__EXTRACTED MATERIAL__:
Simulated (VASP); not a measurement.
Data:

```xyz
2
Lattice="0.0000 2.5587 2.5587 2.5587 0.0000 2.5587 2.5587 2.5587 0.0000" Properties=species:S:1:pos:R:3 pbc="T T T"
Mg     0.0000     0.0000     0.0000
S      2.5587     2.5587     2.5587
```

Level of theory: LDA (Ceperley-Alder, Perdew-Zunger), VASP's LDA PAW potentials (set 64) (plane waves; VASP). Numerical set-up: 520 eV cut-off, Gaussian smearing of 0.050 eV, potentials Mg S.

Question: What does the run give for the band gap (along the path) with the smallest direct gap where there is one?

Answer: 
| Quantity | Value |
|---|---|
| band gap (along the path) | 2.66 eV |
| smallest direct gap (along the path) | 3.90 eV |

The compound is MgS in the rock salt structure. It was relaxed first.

__TASK ITEM__:
Write out only the lines that run from the line containing "path) | 2.66 eV |" through the line containing "path) | 3.90 eV |", both included, exactly as they appear above.

__EXERCISE SOLUTION__:
| band gap (along the path) | 2.66 eV |
| smallest direct gap (along the path) | 3.90 eV |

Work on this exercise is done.